## Brief
In the listing below, start your output at the line with "Question: Complete the blanks." and end it after the line with "- temperature from", copying every line exactly.

⟨

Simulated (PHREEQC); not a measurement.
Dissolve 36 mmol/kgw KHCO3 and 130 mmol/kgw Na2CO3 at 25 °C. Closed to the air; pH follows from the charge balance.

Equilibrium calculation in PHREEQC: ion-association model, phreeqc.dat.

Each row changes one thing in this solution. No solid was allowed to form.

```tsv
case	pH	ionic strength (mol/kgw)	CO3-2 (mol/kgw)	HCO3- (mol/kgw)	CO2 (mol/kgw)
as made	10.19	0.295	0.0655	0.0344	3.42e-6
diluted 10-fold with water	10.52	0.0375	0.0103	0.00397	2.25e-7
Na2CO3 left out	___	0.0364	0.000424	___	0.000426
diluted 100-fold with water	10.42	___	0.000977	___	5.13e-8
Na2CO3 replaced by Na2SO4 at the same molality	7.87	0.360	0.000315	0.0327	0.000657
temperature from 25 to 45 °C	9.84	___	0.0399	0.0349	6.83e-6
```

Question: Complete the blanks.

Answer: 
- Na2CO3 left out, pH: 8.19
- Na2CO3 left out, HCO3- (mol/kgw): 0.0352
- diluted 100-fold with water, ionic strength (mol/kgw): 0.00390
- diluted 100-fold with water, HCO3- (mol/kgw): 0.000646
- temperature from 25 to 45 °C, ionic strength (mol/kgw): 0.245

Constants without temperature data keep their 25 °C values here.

⟩

## Written response
Question: Complete the blanks.

Answer: 
- Na2CO3 left out, pH: 8.19
- Na2CO3 left out, HCO3- (mol/kgw): 0.0352
- diluted 100-fold with water, ionic strength (mol/kgw): 0.00390
- diluted 100-fold with water, HCO3- (mol/kgw): 0.000646
- temperature from 25 to 45 °C, ionic strength (mol/kgw): 0.245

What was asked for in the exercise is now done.